**Work task**
Down to the final line, print each entry exactly.

═══ Supplied entries ═══

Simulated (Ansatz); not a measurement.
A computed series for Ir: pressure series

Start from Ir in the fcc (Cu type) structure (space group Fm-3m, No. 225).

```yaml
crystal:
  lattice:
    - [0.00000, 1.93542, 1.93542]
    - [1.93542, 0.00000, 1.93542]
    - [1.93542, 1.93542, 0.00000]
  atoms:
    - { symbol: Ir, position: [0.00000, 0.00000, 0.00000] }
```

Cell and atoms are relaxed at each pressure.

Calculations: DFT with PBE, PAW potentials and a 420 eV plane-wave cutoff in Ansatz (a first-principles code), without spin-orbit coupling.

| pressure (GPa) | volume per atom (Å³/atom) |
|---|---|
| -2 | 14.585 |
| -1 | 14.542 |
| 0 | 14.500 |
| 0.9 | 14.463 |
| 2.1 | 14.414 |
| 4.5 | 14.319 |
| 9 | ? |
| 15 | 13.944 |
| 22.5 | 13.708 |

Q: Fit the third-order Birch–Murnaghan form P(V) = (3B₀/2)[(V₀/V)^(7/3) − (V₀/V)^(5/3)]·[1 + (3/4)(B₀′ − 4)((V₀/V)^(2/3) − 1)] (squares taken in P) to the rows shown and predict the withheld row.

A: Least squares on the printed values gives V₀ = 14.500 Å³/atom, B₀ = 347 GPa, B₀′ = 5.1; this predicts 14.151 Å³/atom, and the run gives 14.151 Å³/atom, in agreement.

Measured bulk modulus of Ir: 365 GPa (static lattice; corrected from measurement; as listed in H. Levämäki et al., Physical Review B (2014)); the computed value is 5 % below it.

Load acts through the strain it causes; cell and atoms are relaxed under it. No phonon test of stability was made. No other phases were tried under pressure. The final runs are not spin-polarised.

═══

**Written response**
Simulated (Ansatz); not a measurement.
A computed series for Ir: pressure series

Start from Ir in the fcc (Cu type) structure (space group Fm-3m, No. 225).

```yaml
crystal:
  lattice:
    - [0.00000, 1.93542, 1.93542]
    - [1.93542, 0.00000, 1.93542]
    - [1.93542, 1.93542, 0.00000]
  atoms:
    - { symbol: Ir, position: [0.00000, 0.00000, 0.00000] }
```

Cell and atoms are relaxed at each pressure.

Calculations: DFT with PBE, PAW potentials and a 420 eV plane-wave cutoff in Ansatz (a first-principles code), without spin-orbit coupling.

| pressure (GPa) | volume per atom (Å³/atom) |
|---|---|
| -2 | 14.585 |
| -1 | 14.542 |
| 0 | 14.500 |
| 0.9 | 14.463 |
| 2.1 | 14.414 |
| 4.5 | 14.319 |
| 9 | ? |
| 15 | 13.944 |
| 22.5 | 13.708 |

Q: Fit the third-order Birch–Murnaghan form P(V) = (3B₀/2)[(V₀/V)^(7/3) − (V₀/V)^(5/3)]·[1 + (3/4)(B₀′ − 4)((V₀/V)^(2/3) − 1)] (squares taken in P) to the rows shown and predict the withheld row.

A: Least squares on the printed values gives V₀ = 14.500 Å³/atom, B₀ = 347 GPa, B₀′ = 5.1; this predicts 14.151 Å³/atom, and the run gives 14.151 Å³/atom, in agreement.

Measured bulk modulus of Ir: 365 GPa (static lattice; corrected from measurement; as listed in H. Levämäki et al., Physical Review B (2014)); the computed value is 5 % below it.

Load acts through the strain it causes; cell and atoms are relaxed under it. No phonon test of stability was made. No other phases were tried under pressure. The final runs are not spin-polarised.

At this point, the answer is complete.